====================
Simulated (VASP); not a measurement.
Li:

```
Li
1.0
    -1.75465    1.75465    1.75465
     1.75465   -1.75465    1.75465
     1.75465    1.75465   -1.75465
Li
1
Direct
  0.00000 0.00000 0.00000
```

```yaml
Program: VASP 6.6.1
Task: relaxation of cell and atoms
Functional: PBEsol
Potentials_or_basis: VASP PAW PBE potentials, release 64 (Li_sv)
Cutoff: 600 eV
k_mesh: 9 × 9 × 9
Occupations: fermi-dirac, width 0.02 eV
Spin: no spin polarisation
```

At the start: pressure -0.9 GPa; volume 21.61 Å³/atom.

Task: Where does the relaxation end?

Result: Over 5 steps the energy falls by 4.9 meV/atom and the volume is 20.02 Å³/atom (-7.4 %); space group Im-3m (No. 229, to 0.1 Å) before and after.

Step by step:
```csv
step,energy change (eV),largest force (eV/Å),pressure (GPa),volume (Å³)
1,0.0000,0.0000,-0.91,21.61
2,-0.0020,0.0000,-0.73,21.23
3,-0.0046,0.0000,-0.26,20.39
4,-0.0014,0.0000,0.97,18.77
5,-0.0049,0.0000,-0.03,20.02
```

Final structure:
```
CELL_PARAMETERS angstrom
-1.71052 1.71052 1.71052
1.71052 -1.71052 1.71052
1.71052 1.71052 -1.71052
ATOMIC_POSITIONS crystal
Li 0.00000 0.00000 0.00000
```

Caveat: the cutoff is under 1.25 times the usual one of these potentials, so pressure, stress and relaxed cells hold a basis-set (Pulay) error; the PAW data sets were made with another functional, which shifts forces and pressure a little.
====================

#### Exercise
Everything from the first line of the data through the line holding "Task: Where does the relaxation end?" should be output exactly, and no other lines.

#### Task output
Simulated (VASP); not a measurement.
Li:

```
Li
1.0
    -1.75465    1.75465    1.75465
     1.75465   -1.75465    1.75465
     1.75465    1.75465   -1.75465
Li
1
Direct
  0.00000 0.00000 0.00000
```

```yaml
Program: VASP 6.6.1
Task: relaxation of cell and atoms
Functional: PBEsol
Potentials_or_basis: VASP PAW PBE potentials, release 64 (Li_sv)
Cutoff: 600 eV
k_mesh: 9 × 9 × 9
Occupations: fermi-dirac, width 0.02 eV
Spin: no spin polarisation
```

At the start: pressure -0.9 GPa; volume 21.61 Å³/atom.

Task: Where does the relaxation end?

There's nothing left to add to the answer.